• **Extracted material**:
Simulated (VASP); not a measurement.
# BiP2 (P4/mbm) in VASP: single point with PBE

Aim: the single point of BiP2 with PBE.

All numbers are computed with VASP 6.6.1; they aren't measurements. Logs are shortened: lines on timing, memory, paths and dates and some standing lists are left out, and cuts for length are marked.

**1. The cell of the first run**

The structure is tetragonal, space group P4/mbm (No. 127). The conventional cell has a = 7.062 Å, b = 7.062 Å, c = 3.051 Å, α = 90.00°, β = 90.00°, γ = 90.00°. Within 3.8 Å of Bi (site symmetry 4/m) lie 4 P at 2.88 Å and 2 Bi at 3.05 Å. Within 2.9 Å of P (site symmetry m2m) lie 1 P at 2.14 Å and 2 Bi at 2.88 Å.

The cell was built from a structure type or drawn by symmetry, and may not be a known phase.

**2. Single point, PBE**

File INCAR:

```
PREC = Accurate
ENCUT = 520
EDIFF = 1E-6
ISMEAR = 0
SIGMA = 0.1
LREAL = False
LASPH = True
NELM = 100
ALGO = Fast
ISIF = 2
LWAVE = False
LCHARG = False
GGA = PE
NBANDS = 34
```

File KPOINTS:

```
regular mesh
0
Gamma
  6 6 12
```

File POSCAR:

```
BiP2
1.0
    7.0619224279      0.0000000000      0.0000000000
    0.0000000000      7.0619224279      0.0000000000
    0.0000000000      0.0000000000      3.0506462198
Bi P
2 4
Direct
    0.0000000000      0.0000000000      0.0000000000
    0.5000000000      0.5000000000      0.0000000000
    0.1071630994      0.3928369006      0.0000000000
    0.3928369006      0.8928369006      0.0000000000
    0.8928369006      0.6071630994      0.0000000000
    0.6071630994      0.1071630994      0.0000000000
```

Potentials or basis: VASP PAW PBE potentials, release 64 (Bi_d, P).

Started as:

• **Activity**: Repeat the material exactly. Begin with its first line and end with the line that has "the first run**".

• **Exercise result**:
Simulated (VASP); not a measurement.
# BiP2 (P4/mbm) in VASP: single point with PBE

Aim: the single point of BiP2 with PBE.

All numbers are computed with VASP 6.6.1; they aren't measurements. Logs are shortened: lines on timing, memory, paths and dates and some standing lists are left out, and cuts for length are marked.

**1. The cell of the first run**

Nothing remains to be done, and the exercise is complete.